▶ **Required action**: Verbatim, and with nothing else, reproduce the data below from its first line through the line containing "Program: VASP 6.6.1.".

= Beginning of Section =
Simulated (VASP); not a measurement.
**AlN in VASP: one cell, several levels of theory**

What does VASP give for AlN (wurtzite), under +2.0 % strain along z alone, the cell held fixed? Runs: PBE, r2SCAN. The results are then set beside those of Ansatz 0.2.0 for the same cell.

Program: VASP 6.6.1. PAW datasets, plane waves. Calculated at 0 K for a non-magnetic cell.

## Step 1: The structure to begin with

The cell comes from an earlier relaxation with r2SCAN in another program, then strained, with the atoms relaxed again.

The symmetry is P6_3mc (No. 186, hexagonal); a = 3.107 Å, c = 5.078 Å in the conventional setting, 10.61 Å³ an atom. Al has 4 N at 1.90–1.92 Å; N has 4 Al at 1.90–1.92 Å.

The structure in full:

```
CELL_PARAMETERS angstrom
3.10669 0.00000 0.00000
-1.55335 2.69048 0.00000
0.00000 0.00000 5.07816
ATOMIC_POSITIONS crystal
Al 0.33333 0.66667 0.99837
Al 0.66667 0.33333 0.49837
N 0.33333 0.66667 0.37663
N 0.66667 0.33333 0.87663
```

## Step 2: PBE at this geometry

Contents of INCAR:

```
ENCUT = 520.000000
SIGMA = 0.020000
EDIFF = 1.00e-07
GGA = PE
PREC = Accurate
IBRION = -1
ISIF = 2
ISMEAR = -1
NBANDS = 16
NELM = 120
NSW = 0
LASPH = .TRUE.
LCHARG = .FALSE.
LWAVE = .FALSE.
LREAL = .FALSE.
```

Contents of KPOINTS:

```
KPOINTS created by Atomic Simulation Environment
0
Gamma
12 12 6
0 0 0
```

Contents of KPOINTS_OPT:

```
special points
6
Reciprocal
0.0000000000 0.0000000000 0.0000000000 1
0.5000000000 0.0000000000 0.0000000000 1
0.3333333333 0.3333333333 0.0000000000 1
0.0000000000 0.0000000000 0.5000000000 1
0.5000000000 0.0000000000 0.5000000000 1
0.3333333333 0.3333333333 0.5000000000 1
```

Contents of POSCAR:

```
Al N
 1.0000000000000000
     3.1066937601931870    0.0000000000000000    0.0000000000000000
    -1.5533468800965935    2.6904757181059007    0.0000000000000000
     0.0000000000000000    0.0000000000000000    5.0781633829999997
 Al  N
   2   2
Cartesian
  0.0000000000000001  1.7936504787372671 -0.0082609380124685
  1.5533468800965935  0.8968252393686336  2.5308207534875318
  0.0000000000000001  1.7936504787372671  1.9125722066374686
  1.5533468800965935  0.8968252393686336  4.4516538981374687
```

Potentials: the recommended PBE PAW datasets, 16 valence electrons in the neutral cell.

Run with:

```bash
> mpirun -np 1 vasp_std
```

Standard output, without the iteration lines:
= End of Section =

▶ **Task result**:
Simulated (VASP); not a measurement.
**AlN in VASP: one cell, several levels of theory**

What does VASP give for AlN (wurtzite), under +2.0 % strain along z alone, the cell held fixed? Runs: PBE, r2SCAN. The results are then set beside those of Ansatz 0.2.0 for the same cell.

Program: VASP 6.6.1. PAW datasets, plane waves. Calculated at 0 K for a non-magnetic cell.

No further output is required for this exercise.